Work task -
Set each line of the data down exactly, please.

Supplied data -

▬▬▬▬▬▬▬▬▬▬

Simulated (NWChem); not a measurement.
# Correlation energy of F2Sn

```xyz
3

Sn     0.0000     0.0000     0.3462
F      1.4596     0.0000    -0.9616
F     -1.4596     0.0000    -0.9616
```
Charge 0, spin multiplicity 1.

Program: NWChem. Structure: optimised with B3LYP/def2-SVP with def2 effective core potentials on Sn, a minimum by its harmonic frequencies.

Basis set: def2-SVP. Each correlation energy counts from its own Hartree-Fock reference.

▬▬▬▬▬▬▬▬▬▬

Problem solution -
Simulated (NWChem); not a measurement.
# Correlation energy of F2Sn

```xyz
3

Sn     0.0000     0.0000     0.3462
F      1.4596     0.0000    -0.9616
F     -1.4596     0.0000    -0.9616
```
Charge 0, spin multiplicity 1.

Program: NWChem. Structure: optimised with B3LYP/def2-SVP with def2 effective core potentials on Sn, a minimum by its harmonic frequencies.

Basis set: def2-SVP. Each correlation energy counts from its own Hartree-Fock reference.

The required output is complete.